- [Activity]: Please restate exactly what appears in the records below from the first line to the line where "PySCF, density fitting, gas" is, that line included.

- [Entries supplied]:
- - - - -
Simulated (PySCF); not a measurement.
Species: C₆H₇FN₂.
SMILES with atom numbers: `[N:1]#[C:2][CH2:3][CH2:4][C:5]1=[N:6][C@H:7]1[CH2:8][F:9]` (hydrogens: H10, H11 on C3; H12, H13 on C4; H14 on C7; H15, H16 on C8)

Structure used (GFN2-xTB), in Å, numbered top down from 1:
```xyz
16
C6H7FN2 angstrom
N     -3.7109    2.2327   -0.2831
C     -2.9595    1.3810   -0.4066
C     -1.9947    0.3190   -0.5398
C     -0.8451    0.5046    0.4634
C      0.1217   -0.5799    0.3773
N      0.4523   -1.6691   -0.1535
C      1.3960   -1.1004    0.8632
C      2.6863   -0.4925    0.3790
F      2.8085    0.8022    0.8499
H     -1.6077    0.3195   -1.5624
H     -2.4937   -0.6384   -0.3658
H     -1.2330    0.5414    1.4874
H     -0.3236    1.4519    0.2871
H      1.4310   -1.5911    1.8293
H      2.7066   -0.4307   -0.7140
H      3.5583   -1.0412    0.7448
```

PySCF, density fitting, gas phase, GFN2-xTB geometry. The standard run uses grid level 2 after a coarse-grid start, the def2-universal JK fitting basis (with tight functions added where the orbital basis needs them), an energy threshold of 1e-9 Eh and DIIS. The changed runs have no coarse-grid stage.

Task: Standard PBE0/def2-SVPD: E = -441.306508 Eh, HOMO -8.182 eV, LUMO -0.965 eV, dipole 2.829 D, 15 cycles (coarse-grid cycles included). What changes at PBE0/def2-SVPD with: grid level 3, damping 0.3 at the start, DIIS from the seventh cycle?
- - - - -

- [Answer section]:
Simulated (PySCF); not a measurement.
Species: C₆H₇FN₂.
SMILES with atom numbers: `[N:1]#[C:2][CH2:3][CH2:4][C:5]1=[N:6][C@H:7]1[CH2:8][F:9]` (hydrogens: H10, H11 on C3; H12, H13 on C4; H14 on C7; H15, H16 on C8)

Structure used (GFN2-xTB), in Å, numbered top down from 1:
```xyz
16
C6H7FN2 angstrom
N     -3.7109    2.2327   -0.2831
C     -2.9595    1.3810   -0.4066
C     -1.9947    0.3190   -0.5398
C     -0.8451    0.5046    0.4634
C      0.1217   -0.5799    0.3773
N      0.4523   -1.6691   -0.1535
C      1.3960   -1.1004    0.8632
C      2.6863   -0.4925    0.3790
F      2.8085    0.8022    0.8499
H     -1.6077    0.3195   -1.5624
H     -2.4937   -0.6384   -0.3658
H     -1.2330    0.5414    1.4874
H     -0.3236    1.4519    0.2871
H      1.4310   -1.5911    1.8293
H      2.7066   -0.4307   -0.7140
H      3.5583   -1.0412    0.7448
```

PySCF, density fitting, gas phase, GFN2-xTB geometry. The standard run uses grid level 2 after a coarse-grid start, the def2-universal JK fitting basis (with tight functions added where the orbital basis needs them), an energy threshold of 1e-9 Eh and DIIS. The changed runs have no coarse-grid stage.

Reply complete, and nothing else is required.